> _ASSIGNED TASK_
Repeat exactly the lines from the first line of the records through the line containing "Atomic tests: cutoffs", and nothing more.

== GIVEN ENTRIES
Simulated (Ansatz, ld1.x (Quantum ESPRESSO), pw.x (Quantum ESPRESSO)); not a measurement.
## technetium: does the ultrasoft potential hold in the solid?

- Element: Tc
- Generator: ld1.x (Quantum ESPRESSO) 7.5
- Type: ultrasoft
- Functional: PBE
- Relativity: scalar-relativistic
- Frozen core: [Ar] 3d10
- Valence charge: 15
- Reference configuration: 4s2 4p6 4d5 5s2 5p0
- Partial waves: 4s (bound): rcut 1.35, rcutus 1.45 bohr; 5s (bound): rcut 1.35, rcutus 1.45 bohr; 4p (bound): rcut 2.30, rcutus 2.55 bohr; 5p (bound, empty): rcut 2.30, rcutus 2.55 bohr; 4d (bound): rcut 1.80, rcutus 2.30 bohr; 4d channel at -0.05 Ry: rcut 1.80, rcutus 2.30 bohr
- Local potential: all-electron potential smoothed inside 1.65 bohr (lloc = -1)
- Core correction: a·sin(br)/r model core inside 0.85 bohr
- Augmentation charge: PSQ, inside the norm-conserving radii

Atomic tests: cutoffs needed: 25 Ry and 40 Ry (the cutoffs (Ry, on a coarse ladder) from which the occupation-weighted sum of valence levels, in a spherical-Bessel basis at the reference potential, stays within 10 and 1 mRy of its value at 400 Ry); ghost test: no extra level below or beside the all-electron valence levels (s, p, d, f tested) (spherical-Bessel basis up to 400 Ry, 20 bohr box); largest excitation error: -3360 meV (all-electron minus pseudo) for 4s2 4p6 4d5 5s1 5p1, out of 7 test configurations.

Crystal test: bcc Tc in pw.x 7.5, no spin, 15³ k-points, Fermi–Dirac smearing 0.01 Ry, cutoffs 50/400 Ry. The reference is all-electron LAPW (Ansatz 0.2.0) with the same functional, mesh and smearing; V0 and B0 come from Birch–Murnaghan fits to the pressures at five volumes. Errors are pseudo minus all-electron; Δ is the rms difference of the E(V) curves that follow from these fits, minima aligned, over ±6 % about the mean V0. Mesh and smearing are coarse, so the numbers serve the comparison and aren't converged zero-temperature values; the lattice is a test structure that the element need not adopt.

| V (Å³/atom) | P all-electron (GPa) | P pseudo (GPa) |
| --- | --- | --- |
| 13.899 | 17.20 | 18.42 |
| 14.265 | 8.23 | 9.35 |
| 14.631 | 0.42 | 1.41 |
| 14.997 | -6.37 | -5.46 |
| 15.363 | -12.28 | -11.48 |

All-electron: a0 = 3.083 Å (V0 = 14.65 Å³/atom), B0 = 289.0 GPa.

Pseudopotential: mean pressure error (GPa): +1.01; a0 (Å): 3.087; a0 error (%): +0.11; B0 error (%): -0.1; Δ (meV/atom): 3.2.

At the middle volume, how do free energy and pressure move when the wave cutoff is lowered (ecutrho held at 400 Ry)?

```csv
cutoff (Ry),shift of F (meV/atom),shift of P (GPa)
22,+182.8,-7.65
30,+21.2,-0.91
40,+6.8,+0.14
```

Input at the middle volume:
====

> _EXPECTED ANSWER_
Simulated (Ansatz, ld1.x (Quantum ESPRESSO), pw.x (Quantum ESPRESSO)); not a measurement.
## technetium: does the ultrasoft potential hold in the solid?

- Element: Tc
- Generator: ld1.x (Quantum ESPRESSO) 7.5
- Type: ultrasoft
- Functional: PBE
- Relativity: scalar-relativistic
- Frozen core: [Ar] 3d10
- Valence charge: 15
- Reference configuration: 4s2 4p6 4d5 5s2 5p0
- Partial waves: 4s (bound): rcut 1.35, rcutus 1.45 bohr; 5s (bound): rcut 1.35, rcutus 1.45 bohr; 4p (bound): rcut 2.30, rcutus 2.55 bohr; 5p (bound, empty): rcut 2.30, rcutus 2.55 bohr; 4d (bound): rcut 1.80, rcutus 2.30 bohr; 4d channel at -0.05 Ry: rcut 1.80, rcutus 2.30 bohr
- Local potential: all-electron potential smoothed inside 1.65 bohr (lloc = -1)
- Core correction: a·sin(br)/r model core inside 0.85 bohr
- Augmentation charge: PSQ, inside the norm-conserving radii

Atomic tests: cutoffs needed: 25 Ry and 40 Ry (the cutoffs (Ry, on a coarse ladder) from which the occupation-weighted sum of valence levels, in a spherical-Bessel basis at the reference potential, stays within 10 and 1 mRy of its value at 400 Ry); ghost test: no extra level below or beside the all-electron valence levels (s, p, d, f tested) (spherical-Bessel basis up to 400 Ry, 20 bohr box); largest excitation error: -3360 meV (all-electron minus pseudo) for 4s2 4p6 4d5 5s1 5p1, out of 7 test configurations.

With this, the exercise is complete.